== Assignment ==
The entries follow. Please return all of them exactly.

== Data extracts ==
---------------
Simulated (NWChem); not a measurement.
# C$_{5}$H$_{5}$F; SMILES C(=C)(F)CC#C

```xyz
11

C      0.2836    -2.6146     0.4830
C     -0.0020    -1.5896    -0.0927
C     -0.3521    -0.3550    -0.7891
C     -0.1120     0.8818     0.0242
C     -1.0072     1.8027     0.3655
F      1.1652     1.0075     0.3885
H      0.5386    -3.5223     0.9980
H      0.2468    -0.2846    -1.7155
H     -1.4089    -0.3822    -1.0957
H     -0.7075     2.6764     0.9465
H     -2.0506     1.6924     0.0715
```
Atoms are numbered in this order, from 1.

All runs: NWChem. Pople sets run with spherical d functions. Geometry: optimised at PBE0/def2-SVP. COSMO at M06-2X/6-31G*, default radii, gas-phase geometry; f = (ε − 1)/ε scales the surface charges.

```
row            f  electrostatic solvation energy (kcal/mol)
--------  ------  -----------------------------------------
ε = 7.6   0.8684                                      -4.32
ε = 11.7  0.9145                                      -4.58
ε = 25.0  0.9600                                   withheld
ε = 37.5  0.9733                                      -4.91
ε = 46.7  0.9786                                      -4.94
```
---------------

== Reply ==
Simulated (NWChem); not a measurement.
# C$_{5}$H$_{5}$F; SMILES C(=C)(F)CC#C

```xyz
11

C      0.2836    -2.6146     0.4830
C     -0.0020    -1.5896    -0.0927
C     -0.3521    -0.3550    -0.7891
C     -0.1120     0.8818     0.0242
C     -1.0072     1.8027     0.3655
F      1.1652     1.0075     0.3885
H      0.5386    -3.5223     0.9980
H      0.2468    -0.2846    -1.7155
H     -1.4089    -0.3822    -1.0957
H     -0.7075     2.6764     0.9465
H     -2.0506     1.6924     0.0715
```
Atoms are numbered in this order, from 1.

All runs: NWChem. Pople sets run with spherical d functions. Geometry: optimised at PBE0/def2-SVP. COSMO at M06-2X/6-31G*, default radii, gas-phase geometry; f = (ε − 1)/ε scales the surface charges.

```
row            f  electrostatic solvation energy (kcal/mol)
--------  ------  -----------------------------------------
ε = 7.6   0.8684                                      -4.32
ε = 11.7  0.9145                                      -4.58
ε = 25.0  0.9600                                   withheld
ε = 37.5  0.9733                                      -4.91
ε = 46.7  0.9786                                      -4.94
```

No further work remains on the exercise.